+++ Entries shown

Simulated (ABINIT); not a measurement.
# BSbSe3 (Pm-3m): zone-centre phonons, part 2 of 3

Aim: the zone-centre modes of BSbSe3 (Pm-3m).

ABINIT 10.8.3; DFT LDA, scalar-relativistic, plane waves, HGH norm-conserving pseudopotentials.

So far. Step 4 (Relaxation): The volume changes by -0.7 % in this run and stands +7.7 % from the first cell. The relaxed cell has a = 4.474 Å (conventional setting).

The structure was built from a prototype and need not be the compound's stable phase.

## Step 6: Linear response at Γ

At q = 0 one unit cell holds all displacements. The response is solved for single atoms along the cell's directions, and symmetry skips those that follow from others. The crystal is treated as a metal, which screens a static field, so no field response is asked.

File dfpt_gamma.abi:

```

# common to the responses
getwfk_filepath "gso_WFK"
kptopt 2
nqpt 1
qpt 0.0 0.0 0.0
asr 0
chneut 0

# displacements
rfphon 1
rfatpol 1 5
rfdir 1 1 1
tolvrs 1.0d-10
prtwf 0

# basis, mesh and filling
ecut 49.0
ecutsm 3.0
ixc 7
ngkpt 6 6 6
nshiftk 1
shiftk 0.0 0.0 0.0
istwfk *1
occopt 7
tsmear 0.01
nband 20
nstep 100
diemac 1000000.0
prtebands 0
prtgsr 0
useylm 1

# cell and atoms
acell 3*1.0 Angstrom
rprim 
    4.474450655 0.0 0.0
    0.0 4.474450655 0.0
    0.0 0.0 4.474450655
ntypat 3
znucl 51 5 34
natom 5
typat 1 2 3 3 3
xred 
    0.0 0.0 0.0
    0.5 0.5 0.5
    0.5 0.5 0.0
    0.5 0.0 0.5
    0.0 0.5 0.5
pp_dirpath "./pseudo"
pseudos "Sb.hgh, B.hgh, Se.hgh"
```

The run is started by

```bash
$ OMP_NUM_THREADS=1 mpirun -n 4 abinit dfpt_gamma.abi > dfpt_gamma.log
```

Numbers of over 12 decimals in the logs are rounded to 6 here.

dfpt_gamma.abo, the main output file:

++++++

§ Requirement
Please print the lines from the start of the records up to and including the line with "So far. Step", copying each one exactly and leaving out the rest.

§ Exercise solution
Simulated (ABINIT); not a measurement.
# BSbSe3 (Pm-3m): zone-centre phonons, part 2 of 3

Aim: the zone-centre modes of BSbSe3 (Pm-3m).

ABINIT 10.8.3; DFT LDA, scalar-relativistic, plane waves, HGH norm-conserving pseudopotentials.

So far. Step 4 (Relaxation): The volume changes by -0.7 % in this run and stands +7.7 % from the first cell. The relaxed cell has a = 4.474 Å (conventional setting).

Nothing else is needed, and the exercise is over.